◆ Extracted entries:
_ _ _ _ _ _ _

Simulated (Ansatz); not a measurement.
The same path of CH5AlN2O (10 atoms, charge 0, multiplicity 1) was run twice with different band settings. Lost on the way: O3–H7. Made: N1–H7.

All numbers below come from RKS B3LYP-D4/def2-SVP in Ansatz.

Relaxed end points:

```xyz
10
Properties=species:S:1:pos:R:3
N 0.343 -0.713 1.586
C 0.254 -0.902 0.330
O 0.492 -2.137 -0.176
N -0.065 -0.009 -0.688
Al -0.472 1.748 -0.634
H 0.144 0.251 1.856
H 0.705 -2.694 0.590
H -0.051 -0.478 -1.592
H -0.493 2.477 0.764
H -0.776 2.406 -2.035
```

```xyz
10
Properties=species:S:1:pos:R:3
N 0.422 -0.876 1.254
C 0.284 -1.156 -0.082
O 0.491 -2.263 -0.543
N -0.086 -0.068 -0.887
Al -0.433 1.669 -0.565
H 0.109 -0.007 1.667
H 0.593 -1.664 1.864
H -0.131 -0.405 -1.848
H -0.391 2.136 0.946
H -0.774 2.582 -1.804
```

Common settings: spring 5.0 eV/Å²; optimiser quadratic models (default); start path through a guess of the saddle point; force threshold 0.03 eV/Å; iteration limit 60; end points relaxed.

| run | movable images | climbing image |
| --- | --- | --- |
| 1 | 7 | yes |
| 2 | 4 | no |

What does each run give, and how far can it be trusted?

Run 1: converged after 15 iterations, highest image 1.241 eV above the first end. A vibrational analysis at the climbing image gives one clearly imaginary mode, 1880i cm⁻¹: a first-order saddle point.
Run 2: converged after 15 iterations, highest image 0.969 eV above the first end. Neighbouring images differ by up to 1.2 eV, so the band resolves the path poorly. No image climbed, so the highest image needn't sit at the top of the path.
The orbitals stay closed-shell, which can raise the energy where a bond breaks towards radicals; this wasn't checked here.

_ _ _ _ _ _ _

◆ Task item: Scan the listing above for the line that has "Run 1: converged", then copy exactly from that line through the line that has "Run 2: converged".

◆ Answer area:
Run 1: converged after 15 iterations, highest image 1.241 eV above the first end. A vibrational analysis at the climbing image gives one clearly imaginary mode, 1880i cm⁻¹: a first-order saddle point.
Run 2: converged after 15 iterations, highest image 0.969 eV above the first end. Neighbouring images differ by up to 1.2 eV, so the band resolves the path poorly. No image climbed, so the highest image needn't sit at the top of the path.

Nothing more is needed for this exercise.